• Task item
Write out the records word for word.

• Record extracts
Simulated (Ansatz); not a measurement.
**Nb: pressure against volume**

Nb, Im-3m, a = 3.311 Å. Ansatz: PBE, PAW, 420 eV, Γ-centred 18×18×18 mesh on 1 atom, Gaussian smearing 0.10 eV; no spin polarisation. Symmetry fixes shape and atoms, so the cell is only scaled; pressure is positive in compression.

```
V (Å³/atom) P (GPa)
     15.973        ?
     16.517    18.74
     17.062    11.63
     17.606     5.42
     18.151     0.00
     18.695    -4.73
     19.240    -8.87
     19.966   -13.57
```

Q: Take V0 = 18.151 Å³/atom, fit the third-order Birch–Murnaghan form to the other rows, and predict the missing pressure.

• Problem solution
Simulated (Ansatz); not a measurement.
**Nb: pressure against volume**

Nb, Im-3m, a = 3.311 Å. Ansatz: PBE, PAW, 420 eV, Γ-centred 18×18×18 mesh on 1 atom, Gaussian smearing 0.10 eV; no spin polarisation. Symmetry fixes shape and atoms, so the cell is only scaled; pressure is positive in compression.

```
V (Å³/atom) P (GPa)
     15.973        ?
     16.517    18.74
     17.062    11.63
     17.606     5.42
     18.151     0.00
     18.695    -4.73
     19.240    -8.87
     19.966   -13.57
```

Q: Take V0 = 18.151 Å³/atom, fit the third-order Birch–Murnaghan form to the other rows, and predict the missing pressure.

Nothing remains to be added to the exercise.